Of the records that follow, copy only the lines from the line containing "8.00 | 14.31 |" to the line containing "It took 32 s", both included, exactly as written.

□ □ □ □ □
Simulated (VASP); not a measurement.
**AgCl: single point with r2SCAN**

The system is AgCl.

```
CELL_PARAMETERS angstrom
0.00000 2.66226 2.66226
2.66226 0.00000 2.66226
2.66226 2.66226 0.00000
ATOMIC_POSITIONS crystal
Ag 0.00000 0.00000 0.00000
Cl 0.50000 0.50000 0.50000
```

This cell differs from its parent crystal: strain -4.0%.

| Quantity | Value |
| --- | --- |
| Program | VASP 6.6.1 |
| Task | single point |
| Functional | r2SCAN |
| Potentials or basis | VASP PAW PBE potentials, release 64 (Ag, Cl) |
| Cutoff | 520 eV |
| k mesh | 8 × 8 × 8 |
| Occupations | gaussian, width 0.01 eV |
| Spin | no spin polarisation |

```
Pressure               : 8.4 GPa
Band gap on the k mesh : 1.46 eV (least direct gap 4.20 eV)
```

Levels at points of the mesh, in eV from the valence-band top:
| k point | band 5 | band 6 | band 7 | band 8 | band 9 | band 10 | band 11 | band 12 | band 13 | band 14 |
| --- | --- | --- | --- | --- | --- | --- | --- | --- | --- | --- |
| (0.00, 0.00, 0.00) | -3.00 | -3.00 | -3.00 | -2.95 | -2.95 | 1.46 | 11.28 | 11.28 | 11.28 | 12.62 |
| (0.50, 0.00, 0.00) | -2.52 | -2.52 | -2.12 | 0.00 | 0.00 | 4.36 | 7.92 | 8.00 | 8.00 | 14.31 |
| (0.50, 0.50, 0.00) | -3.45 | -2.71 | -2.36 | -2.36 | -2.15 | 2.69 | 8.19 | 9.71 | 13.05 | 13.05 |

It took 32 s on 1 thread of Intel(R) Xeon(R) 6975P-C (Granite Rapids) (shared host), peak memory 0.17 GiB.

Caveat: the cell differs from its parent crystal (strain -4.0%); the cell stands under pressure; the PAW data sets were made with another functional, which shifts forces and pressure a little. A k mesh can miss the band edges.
□ □ □ □ □

SOLUTION:
| (0.50, 0.00, 0.00) | -2.52 | -2.52 | -2.12 | 0.00 | 0.00 | 4.36 | 7.92 | 8.00 | 8.00 | 14.31 |
| (0.50, 0.50, 0.00) | -3.45 | -2.71 | -2.36 | -2.36 | -2.15 | 2.69 | 8.19 | 9.71 | 13.05 | 13.05 |

It took 32 s on 1 thread of Intel(R) Xeon(R) 6975P-C (Granite Rapids) (shared host), peak memory 0.17 GiB.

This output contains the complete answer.